[REQUIREMENT] Give a verbatim quotation of every record.

[ENTRIES SHOWN]
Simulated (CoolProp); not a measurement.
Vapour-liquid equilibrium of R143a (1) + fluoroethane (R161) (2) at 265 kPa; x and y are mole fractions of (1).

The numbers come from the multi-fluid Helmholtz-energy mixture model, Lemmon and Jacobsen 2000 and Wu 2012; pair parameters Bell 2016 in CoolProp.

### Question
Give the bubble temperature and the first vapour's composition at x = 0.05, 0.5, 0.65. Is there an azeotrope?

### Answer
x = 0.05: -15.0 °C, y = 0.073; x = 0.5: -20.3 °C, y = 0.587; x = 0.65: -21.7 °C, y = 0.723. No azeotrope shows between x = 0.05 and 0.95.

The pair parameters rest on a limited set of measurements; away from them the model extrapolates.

[WRITTEN REPLY]
Simulated (CoolProp); not a measurement.
Vapour-liquid equilibrium of R143a (1) + fluoroethane (R161) (2) at 265 kPa; x and y are mole fractions of (1).

The numbers come from the multi-fluid Helmholtz-energy mixture model, Lemmon and Jacobsen 2000 and Wu 2012; pair parameters Bell 2016 in CoolProp.

### Question
Give the bubble temperature and the first vapour's composition at x = 0.05, 0.5, 0.65. Is there an azeotrope?

### Answer
x = 0.05: -15.0 °C, y = 0.073; x = 0.5: -20.3 °C, y = 0.587; x = 0.65: -21.7 °C, y = 0.723. No azeotrope shows between x = 0.05 and 0.95.

The pair parameters rest on a limited set of measurements; away from them the model extrapolates.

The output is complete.